WORK TASK> Given the material below, output exactly the lines from the line with "# Computed records: Hf16O31" to the line with "All values are", both ends included, and no other lines.

SUPPLIED DATA>
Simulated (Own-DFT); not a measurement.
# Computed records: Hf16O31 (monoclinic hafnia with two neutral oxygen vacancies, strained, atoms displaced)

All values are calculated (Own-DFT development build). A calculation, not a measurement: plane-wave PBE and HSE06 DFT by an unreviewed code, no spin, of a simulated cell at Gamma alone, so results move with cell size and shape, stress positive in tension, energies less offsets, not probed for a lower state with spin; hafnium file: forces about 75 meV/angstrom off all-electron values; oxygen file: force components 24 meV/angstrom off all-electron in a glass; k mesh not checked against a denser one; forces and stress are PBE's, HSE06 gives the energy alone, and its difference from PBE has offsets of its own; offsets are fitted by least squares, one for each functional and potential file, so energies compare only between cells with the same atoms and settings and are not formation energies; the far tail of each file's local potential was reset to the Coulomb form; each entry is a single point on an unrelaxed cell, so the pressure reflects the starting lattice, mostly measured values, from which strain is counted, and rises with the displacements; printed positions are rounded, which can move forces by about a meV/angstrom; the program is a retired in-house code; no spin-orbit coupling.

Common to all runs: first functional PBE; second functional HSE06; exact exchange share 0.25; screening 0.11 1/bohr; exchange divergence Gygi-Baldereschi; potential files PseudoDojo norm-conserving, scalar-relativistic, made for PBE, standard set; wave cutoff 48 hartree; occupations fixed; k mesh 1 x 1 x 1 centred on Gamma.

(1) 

EXERCISE RESPONSE>
# Computed records: Hf16O31 (monoclinic hafnia with two neutral oxygen vacancies, strained, atoms displaced)

All values are calculated (Own-DFT development build). A calculation, not a measurement: plane-wave PBE and HSE06 DFT by an unreviewed code, no spin, of a simulated cell at Gamma alone, so results move with cell size and shape, stress positive in tension, energies less offsets, not probed for a lower state with spin; hafnium file: forces about 75 meV/angstrom off all-electron values; oxygen file: force components 24 meV/angstrom off all-electron in a glass; k mesh not checked against a denser one; forces and stress are PBE's, HSE06 gives the energy alone, and its difference from PBE has offsets of its own; offsets are fitted by least squares, one for each functional and potential file, so energies compare only between cells with the same atoms and settings and are not formation energies; the far tail of each file's local potential was reset to the Coulomb form; each entry is a single point on an unrelaxed cell, so the pressure reflects the starting lattice, mostly measured values, from which strain is counted, and rises with the displacements; printed positions are rounded, which can move forces by about a meV/angstrom; the program is a retired in-house code; no spin-orbit coupling.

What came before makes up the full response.